BEGIN EXTRACTED INFORMATION
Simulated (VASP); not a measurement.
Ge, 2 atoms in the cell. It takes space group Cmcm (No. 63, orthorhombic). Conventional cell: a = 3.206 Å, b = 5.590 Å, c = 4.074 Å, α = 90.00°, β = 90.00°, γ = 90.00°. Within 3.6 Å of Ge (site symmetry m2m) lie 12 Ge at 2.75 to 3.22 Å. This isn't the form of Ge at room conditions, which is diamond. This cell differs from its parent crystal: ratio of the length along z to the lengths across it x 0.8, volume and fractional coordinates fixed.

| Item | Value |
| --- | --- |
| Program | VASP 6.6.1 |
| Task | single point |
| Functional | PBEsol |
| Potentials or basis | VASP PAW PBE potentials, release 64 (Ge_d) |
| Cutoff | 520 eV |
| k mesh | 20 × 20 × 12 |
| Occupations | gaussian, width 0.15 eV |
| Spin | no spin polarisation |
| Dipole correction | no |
END EXTRACTED INFORMATION

**REQUIREMENT:** Keeping every line exactly as it is, retype the listing.

**SOLUTION:**
Simulated (VASP); not a measurement.
Ge, 2 atoms in the cell. It takes space group Cmcm (No. 63, orthorhombic). Conventional cell: a = 3.206 Å, b = 5.590 Å, c = 4.074 Å, α = 90.00°, β = 90.00°, γ = 90.00°. Within 3.6 Å of Ge (site symmetry m2m) lie 12 Ge at 2.75 to 3.22 Å. This isn't the form of Ge at room conditions, which is diamond. This cell differs from its parent crystal: ratio of the length along z to the lengths across it x 0.8, volume and fractional coordinates fixed.

| Item | Value |
| --- | --- |
| Program | VASP 6.6.1 |
| Task | single point |
| Functional | PBEsol |
| Potentials or basis | VASP PAW PBE potentials, release 64 (Ge_d) |
| Cutoff | 520 eV |
| k mesh | 20 × 20 × 12 |
| Occupations | gaussian, width 0.15 eV |
| Spin | no spin polarisation |
| Dipole correction | no |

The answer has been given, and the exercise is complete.